Work instruction ▸ The span to repeat in the listing below runs from the line containing "Forces on the" to the line containing "7.43 | 7.43 |", inclusive. Repeat it exactly, and only it.

Dataset content ▸
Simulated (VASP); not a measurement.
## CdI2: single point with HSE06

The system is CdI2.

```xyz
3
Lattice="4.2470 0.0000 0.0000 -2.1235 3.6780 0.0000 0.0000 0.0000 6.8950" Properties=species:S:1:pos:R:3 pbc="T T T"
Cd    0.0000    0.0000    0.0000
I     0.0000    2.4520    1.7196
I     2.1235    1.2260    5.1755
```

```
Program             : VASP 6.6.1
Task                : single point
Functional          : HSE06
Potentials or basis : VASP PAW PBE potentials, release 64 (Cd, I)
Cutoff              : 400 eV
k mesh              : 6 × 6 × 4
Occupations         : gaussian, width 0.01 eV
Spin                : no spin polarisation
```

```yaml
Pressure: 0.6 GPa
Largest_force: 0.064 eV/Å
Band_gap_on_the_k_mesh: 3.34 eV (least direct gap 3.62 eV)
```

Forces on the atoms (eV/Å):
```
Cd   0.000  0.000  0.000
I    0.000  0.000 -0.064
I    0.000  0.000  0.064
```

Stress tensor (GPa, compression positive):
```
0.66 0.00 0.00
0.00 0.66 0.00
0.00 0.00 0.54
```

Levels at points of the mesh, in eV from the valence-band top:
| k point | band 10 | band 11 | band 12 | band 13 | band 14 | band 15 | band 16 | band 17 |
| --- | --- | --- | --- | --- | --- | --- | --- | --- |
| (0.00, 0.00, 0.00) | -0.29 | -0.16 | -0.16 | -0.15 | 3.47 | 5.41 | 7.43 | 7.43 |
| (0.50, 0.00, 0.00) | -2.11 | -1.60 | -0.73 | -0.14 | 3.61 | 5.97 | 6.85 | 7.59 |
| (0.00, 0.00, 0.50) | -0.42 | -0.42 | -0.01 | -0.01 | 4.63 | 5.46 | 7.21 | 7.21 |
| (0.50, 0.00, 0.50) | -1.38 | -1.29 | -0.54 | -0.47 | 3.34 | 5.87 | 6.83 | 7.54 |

Written solution ▸
Forces on the atoms (eV/Å):
```
Cd   0.000  0.000  0.000
I    0.000  0.000 -0.064
I    0.000  0.000  0.064
```

Stress tensor (GPa, compression positive):
```
0.66 0.00 0.00
0.00 0.66 0.00
0.00 0.00 0.54
```

Levels at points of the mesh, in eV from the valence-band top:
| k point | band 10 | band 11 | band 12 | band 13 | band 14 | band 15 | band 16 | band 17 |
| --- | --- | --- | --- | --- | --- | --- | --- | --- |
| (0.00, 0.00, 0.00) | -0.29 | -0.16 | -0.16 | -0.15 | 3.47 | 5.41 | 7.43 | 7.43 |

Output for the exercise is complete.